**WORK ITEM**
Print nothing except the lines of the listing below from the line with "(2) The calculation" to the line with "The D4 term", each exactly as written, both ends included.

**SUPPLIED ENTRIES**
*****

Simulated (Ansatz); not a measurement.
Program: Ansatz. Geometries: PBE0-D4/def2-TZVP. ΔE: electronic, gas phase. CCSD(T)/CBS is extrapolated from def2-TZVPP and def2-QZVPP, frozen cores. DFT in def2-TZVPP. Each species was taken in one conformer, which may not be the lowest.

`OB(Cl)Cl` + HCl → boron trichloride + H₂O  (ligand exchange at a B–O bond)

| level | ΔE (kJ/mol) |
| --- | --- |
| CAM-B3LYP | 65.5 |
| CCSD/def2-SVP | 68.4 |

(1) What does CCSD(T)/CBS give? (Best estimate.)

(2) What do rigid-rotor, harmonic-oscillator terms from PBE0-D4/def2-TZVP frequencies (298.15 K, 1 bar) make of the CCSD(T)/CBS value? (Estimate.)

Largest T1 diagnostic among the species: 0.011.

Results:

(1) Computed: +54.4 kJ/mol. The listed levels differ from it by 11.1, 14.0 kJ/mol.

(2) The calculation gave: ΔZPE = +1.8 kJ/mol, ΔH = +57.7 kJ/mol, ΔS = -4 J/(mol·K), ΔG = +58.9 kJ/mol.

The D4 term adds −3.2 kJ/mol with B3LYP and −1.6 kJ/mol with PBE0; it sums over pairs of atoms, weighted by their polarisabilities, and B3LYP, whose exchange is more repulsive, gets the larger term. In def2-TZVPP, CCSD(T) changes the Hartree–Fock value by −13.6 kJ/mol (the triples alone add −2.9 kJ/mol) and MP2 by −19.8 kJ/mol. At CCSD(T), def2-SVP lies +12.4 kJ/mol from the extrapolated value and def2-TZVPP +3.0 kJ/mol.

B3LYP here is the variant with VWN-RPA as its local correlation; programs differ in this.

*****

**YOUR SOLUTION**
(2) The calculation gave: ΔZPE = +1.8 kJ/mol, ΔH = +57.7 kJ/mol, ΔS = -4 J/(mol·K), ΔG = +58.9 kJ/mol.

The D4 term adds −3.2 kJ/mol with B3LYP and −1.6 kJ/mol with PBE0; it sums over pairs of atoms, weighted by their polarisabilities, and B3LYP, whose exchange is more repulsive, gets the larger term. In def2-TZVPP, CCSD(T) changes the Hartree–Fock value by −13.6 kJ/mol (the triples alone add −2.9 kJ/mol) and MP2 by −19.8 kJ/mol. At CCSD(T), def2-SVP lies +12.4 kJ/mol from the extrapolated value and def2-TZVPP +3.0 kJ/mol.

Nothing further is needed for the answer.